-=-=-

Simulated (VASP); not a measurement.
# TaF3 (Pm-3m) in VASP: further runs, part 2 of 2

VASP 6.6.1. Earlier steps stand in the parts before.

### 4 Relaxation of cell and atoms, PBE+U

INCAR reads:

-=-=-

> [Required action] In the listing above, find the line containing "# TaF3 (Pm-3m)" and the line containing "### 4 Relaxation of cell and atoms, PBE+U", then quote both, plus every line between them, exactly as written.

> [Task output]
# TaF3 (Pm-3m) in VASP: further runs, part 2 of 2

VASP 6.6.1. Earlier steps stand in the parts before.

### 4 Relaxation of cell and atoms, PBE+U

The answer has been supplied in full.